__Provided records__.
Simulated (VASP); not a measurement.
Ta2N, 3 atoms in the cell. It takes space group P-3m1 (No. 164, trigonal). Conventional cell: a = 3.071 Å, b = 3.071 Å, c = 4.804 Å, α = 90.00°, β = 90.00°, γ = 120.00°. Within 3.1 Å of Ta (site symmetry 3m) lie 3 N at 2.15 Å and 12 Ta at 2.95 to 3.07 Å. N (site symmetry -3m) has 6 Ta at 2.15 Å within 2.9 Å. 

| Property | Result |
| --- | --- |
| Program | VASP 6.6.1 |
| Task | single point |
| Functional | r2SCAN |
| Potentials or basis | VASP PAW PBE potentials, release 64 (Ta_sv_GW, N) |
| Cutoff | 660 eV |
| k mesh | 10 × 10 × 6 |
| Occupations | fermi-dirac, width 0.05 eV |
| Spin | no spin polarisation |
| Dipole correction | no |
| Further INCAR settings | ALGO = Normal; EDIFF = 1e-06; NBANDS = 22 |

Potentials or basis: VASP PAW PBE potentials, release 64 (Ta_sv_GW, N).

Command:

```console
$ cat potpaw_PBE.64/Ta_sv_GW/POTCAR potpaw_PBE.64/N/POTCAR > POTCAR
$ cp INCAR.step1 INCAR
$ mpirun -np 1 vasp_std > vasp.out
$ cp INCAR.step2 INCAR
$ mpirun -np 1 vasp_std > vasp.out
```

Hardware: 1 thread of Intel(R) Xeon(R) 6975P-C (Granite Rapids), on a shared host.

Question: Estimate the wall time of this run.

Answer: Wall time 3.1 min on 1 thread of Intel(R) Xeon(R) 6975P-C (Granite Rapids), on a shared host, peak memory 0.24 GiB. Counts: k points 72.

__Required action__. Copy out precisely the lines from the line with "(Ta_sv_GW, N) |" to the line with "Question: Estimate the wall time of this run." in the material above, including those two lines and omitting all the rest.

__Exercise response__.
| Potentials or basis | VASP PAW PBE potentials, release 64 (Ta_sv_GW, N) |
| Cutoff | 660 eV |
| k mesh | 10 × 10 × 6 |
| Occupations | fermi-dirac, width 0.05 eV |
| Spin | no spin polarisation |
| Dipole correction | no |
| Further INCAR settings | ALGO = Normal; EDIFF = 1e-06; NBANDS = 22 |

Potentials or basis: VASP PAW PBE potentials, release 64 (Ta_sv_GW, N).

Command:

```console
$ cat potpaw_PBE.64/Ta_sv_GW/POTCAR potpaw_PBE.64/N/POTCAR > POTCAR
$ cp INCAR.step1 INCAR
$ mpirun -np 1 vasp_std > vasp.out
$ cp INCAR.step2 INCAR
$ mpirun -np 1 vasp_std > vasp.out
```

Hardware: 1 thread of Intel(R) Xeon(R) 6975P-C (Granite Rapids), on a shared host.

Question: Estimate the wall time of this run.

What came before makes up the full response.